== WORK REQUEST ==
What are the lines of the listing below, word for word, from the first down to the one that contains "-10.06 eV |"?

'''

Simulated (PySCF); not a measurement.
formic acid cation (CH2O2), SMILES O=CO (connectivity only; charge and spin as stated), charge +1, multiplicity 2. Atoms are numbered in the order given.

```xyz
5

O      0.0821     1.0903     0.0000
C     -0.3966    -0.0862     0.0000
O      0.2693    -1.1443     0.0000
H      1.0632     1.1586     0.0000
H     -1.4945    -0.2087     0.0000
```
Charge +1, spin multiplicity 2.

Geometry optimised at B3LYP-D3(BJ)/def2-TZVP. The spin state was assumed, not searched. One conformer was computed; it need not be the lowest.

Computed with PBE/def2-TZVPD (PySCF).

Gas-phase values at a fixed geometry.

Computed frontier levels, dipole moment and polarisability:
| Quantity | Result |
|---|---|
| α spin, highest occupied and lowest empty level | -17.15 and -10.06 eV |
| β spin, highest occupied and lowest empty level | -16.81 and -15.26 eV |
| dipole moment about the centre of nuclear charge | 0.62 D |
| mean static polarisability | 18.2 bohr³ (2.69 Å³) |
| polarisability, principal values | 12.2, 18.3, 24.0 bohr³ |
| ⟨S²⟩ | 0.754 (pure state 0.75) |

'''

== WRITTEN ANSWER ==
Simulated (PySCF); not a measurement.
formic acid cation (CH2O2), SMILES O=CO (connectivity only; charge and spin as stated), charge +1, multiplicity 2. Atoms are numbered in the order given.

```xyz
5

O      0.0821     1.0903     0.0000
C     -0.3966    -0.0862     0.0000
O      0.2693    -1.1443     0.0000
H      1.0632     1.1586     0.0000
H     -1.4945    -0.2087     0.0000
```
Charge +1, spin multiplicity 2.

Geometry optimised at B3LYP-D3(BJ)/def2-TZVP. The spin state was assumed, not searched. One conformer was computed; it need not be the lowest.

Computed with PBE/def2-TZVPD (PySCF).

Gas-phase values at a fixed geometry.

Computed frontier levels, dipole moment and polarisability:
| Quantity | Result |
|---|---|
| α spin, highest occupied and lowest empty level | -17.15 and -10.06 eV |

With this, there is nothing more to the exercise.